*REQUIRED ACTION:* In this exercise, the entries below are to be transcribed exactly, line by line.

*SOURCE INFORMATION:*
# # # #

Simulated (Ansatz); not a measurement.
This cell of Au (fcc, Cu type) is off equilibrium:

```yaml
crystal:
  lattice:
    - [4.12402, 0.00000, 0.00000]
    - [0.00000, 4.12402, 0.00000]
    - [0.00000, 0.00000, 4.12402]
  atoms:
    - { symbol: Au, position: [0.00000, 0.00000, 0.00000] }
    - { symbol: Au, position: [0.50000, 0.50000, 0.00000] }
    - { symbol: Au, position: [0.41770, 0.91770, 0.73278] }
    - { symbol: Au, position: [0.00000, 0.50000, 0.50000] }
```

# # # #

*TASK OUTPUT:*
Simulated (Ansatz); not a measurement.
This cell of Au (fcc, Cu type) is off equilibrium:

```yaml
crystal:
  lattice:
    - [4.12402, 0.00000, 0.00000]
    - [0.00000, 4.12402, 0.00000]
    - [0.00000, 0.00000, 4.12402]
  atoms:
    - { symbol: Au, position: [0.00000, 0.00000, 0.00000] }
    - { symbol: Au, position: [0.50000, 0.50000, 0.00000] }
    - { symbol: Au, position: [0.41770, 0.91770, 0.73278] }
    - { symbol: Au, position: [0.00000, 0.50000, 0.50000] }
```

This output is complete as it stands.